■ **Information provided**
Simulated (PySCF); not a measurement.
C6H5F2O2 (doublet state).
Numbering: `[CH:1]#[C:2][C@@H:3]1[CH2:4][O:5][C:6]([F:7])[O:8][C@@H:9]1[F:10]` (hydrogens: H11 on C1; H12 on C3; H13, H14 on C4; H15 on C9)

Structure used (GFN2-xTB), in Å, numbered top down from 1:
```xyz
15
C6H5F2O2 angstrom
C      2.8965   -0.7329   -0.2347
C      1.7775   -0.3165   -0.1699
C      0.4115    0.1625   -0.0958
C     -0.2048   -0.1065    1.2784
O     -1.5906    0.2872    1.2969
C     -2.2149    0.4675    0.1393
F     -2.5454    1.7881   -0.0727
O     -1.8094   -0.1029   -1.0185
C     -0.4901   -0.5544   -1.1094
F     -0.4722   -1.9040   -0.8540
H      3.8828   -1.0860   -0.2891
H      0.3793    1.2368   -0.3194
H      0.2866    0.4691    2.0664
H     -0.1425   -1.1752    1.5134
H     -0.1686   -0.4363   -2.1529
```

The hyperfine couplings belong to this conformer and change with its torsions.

■ **Exercise**
Set down the listing in full, keeping every word exactly as it is.

■ **Answer space**
Simulated (PySCF); not a measurement.
C6H5F2O2 (doublet state).
Numbering: `[CH:1]#[C:2][C@@H:3]1[CH2:4][O:5][C:6]([F:7])[O:8][C@@H:9]1[F:10]` (hydrogens: H11 on C1; H12 on C3; H13, H14 on C4; H15 on C9)

Structure used (GFN2-xTB), in Å, numbered top down from 1:
```xyz
15
C6H5F2O2 angstrom
C      2.8965   -0.7329   -0.2347
C      1.7775   -0.3165   -0.1699
C      0.4115    0.1625   -0.0958
C     -0.2048   -0.1065    1.2784
O     -1.5906    0.2872    1.2969
C     -2.2149    0.4675    0.1393
F     -2.5454    1.7881   -0.0727
O     -1.8094   -0.1029   -1.0185
C     -0.4901   -0.5544   -1.1094
F     -0.4722   -1.9040   -0.8540
H      3.8828   -1.0860   -0.2891
H      0.3793    1.2368   -0.3194
H      0.2866    0.4691    2.0664
H     -0.1425   -1.1752    1.5134
H     -0.1686   -0.4363   -2.1529
```

The hyperfine couplings belong to this conformer and change with its torsions.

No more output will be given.